* BRIEF: An exact transcript of all the records is required, with nothing left out.

___ PROVIDED MATERIAL ___
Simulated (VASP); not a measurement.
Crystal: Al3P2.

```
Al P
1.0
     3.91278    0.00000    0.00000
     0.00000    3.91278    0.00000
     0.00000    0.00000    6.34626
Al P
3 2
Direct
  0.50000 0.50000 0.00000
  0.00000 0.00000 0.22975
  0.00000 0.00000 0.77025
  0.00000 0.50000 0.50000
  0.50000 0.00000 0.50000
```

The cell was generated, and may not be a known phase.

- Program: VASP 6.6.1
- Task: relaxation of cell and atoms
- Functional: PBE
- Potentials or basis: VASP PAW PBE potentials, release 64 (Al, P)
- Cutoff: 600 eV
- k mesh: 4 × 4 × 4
___

* RESPONSE:
Simulated (VASP); not a measurement.
Crystal: Al3P2.

```
Al P
1.0
     3.91278    0.00000    0.00000
     0.00000    3.91278    0.00000
     0.00000    0.00000    6.34626
Al P
3 2
Direct
  0.50000 0.50000 0.00000
  0.00000 0.00000 0.22975
  0.00000 0.00000 0.77025
  0.00000 0.50000 0.50000
  0.50000 0.00000 0.50000
```

The cell was generated, and may not be a known phase.

- Program: VASP 6.6.1
- Task: relaxation of cell and atoms
- Functional: PBE
- Potentials or basis: VASP PAW PBE potentials, release 64 (Al, P)
- Cutoff: 600 eV
- k mesh: 4 × 4 × 4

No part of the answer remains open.